***

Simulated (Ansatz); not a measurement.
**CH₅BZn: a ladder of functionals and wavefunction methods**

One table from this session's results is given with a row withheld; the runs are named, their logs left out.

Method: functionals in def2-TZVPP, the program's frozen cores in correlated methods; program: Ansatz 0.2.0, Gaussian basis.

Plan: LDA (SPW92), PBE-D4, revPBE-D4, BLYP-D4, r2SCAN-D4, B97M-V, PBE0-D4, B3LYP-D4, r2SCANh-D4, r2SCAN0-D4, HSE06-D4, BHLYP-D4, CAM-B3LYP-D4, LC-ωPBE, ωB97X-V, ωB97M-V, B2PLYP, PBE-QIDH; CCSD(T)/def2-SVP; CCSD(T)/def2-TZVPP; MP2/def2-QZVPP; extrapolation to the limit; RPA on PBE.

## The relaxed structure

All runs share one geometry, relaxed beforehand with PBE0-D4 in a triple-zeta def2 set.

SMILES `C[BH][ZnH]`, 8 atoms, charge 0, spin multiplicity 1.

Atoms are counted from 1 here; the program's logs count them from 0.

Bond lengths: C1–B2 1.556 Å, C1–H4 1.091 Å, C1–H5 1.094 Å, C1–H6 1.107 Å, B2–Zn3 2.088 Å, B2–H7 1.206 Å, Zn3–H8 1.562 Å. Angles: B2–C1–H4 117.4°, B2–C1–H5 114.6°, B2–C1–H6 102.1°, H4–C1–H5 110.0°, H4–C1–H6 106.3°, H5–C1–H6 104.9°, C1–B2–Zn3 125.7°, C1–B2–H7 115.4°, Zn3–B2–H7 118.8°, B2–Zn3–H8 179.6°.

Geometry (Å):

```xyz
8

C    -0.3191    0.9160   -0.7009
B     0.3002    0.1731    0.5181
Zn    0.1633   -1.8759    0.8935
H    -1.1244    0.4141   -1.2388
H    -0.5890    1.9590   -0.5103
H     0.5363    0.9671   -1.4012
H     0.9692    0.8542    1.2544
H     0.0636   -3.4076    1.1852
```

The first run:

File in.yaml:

***

Work task → From the entries above, print the lines beginning at the one with "spin multiplicity 1." and stopping after the one with "Atoms are counted", exactly as written and with nothing else.

Problem solution →
SMILES `C[BH][ZnH]`, 8 atoms, charge 0, spin multiplicity 1.

Atoms are counted from 1 here; the program's logs count them from 0.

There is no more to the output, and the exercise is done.